___ Information shown

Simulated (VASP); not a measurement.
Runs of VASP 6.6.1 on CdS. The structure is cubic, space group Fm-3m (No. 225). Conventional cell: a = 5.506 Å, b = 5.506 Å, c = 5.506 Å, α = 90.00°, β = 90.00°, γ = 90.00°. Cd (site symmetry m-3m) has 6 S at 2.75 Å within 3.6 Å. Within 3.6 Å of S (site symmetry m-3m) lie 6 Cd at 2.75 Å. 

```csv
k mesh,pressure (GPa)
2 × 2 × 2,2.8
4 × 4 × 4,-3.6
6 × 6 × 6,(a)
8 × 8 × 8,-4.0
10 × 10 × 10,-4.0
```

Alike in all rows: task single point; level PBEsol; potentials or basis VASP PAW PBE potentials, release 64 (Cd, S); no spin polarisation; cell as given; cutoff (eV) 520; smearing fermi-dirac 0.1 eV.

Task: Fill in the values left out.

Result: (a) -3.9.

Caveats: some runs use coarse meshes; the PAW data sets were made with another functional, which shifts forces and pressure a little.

______

# Assignment:
Starting with the first line of the records, repeat every line up to and including the one containing "Result: (a) -3.9.", and nothing else.

# Answer space:
Simulated (VASP); not a measurement.
Runs of VASP 6.6.1 on CdS. The structure is cubic, space group Fm-3m (No. 225). Conventional cell: a = 5.506 Å, b = 5.506 Å, c = 5.506 Å, α = 90.00°, β = 90.00°, γ = 90.00°. Cd (site symmetry m-3m) has 6 S at 2.75 Å within 3.6 Å. Within 3.6 Å of S (site symmetry m-3m) lie 6 Cd at 2.75 Å. 

```csv
k mesh,pressure (GPa)
2 × 2 × 2,2.8
4 × 4 × 4,-3.6
6 × 6 × 6,(a)
8 × 8 × 8,-4.0
10 × 10 × 10,-4.0
```

Alike in all rows: task single point; level PBEsol; potentials or basis VASP PAW PBE potentials, release 64 (Cd, S); no spin polarisation; cell as given; cutoff (eV) 520; smearing fermi-dirac 0.1 eV.

Task: Fill in the values left out.

Result: (a) -3.9.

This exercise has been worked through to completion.